########

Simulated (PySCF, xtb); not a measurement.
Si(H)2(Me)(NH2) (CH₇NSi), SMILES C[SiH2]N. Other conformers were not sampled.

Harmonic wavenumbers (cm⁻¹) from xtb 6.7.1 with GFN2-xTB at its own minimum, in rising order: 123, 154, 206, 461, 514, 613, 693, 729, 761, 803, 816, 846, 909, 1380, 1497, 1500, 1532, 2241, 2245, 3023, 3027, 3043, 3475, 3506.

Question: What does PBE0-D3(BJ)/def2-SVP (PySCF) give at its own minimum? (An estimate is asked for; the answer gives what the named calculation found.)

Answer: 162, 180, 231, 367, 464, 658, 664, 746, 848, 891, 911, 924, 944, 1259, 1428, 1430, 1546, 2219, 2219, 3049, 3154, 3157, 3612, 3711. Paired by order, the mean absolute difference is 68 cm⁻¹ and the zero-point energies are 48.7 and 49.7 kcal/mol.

########

Would you output, from the records above, exactly the run of lines that starts at the line containing "Si(H)2(Me)(NH2) (CH₇NSi), SMILES" and ends at the line containing "Question: What does", and only that run?

Si(H)2(Me)(NH2) (CH₇NSi), SMILES C[SiH2]N. Other conformers were not sampled.

Harmonic wavenumbers (cm⁻¹) from xtb 6.7.1 with GFN2-xTB at its own minimum, in rising order: 123, 154, 206, 461, 514, 613, 693, 729, 761, 803, 816, 846, 909, 1380, 1497, 1500, 1532, 2241, 2245, 3023, 3027, 3043, 3475, 3506.

Question: What does PBE0-D3(BJ)/def2-SVP (PySCF) give at its own minimum? (An estimate is asked for; the answer gives what the named calculation found.)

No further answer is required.